* _ASSIGNED TASK_: In the records below, find the line containing "Stress tensor (GPa, compression" and the line containing "Run time: 16"; please repeat exactly the lines from one to the other, both included, and nothing more.

----------
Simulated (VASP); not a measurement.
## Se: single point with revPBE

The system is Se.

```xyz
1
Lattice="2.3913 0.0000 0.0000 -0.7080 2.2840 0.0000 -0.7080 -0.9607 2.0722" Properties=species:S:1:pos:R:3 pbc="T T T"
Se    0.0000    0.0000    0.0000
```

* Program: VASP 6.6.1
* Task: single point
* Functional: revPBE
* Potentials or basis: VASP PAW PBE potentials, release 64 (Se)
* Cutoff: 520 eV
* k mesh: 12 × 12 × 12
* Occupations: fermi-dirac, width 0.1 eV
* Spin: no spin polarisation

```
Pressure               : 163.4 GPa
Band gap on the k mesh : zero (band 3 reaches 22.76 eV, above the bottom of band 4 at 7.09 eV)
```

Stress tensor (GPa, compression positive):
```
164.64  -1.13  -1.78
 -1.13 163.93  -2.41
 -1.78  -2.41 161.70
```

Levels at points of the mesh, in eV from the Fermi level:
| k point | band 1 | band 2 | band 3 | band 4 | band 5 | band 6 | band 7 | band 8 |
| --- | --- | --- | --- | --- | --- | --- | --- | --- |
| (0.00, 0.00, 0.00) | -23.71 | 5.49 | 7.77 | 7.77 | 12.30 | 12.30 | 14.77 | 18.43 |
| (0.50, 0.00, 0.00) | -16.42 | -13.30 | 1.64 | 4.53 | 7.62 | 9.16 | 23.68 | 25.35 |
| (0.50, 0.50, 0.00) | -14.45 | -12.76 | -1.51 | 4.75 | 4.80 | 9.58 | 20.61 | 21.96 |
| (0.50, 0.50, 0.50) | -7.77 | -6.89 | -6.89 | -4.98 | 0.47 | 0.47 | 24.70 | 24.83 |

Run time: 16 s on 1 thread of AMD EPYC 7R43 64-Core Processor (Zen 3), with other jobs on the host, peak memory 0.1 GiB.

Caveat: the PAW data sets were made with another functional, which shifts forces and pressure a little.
----------

* _RESPONSE AREA_:
Stress tensor (GPa, compression positive):
```
164.64  -1.13  -1.78
 -1.13 163.93  -2.41
 -1.78  -2.41 161.70
```

Levels at points of the mesh, in eV from the Fermi level:
| k point | band 1 | band 2 | band 3 | band 4 | band 5 | band 6 | band 7 | band 8 |
| --- | --- | --- | --- | --- | --- | --- | --- | --- |
| (0.00, 0.00, 0.00) | -23.71 | 5.49 | 7.77 | 7.77 | 12.30 | 12.30 | 14.77 | 18.43 |
| (0.50, 0.00, 0.00) | -16.42 | -13.30 | 1.64 | 4.53 | 7.62 | 9.16 | 23.68 | 25.35 |
| (0.50, 0.50, 0.00) | -14.45 | -12.76 | -1.51 | 4.75 | 4.80 | 9.58 | 20.61 | 21.96 |
| (0.50, 0.50, 0.50) | -7.77 | -6.89 | -6.89 | -4.98 | 0.47 | 0.47 | 24.70 | 24.83 |

Run time: 16 s on 1 thread of AMD EPYC 7R43 64-Core Processor (Zen 3), with other jobs on the host, peak memory 0.1 GiB.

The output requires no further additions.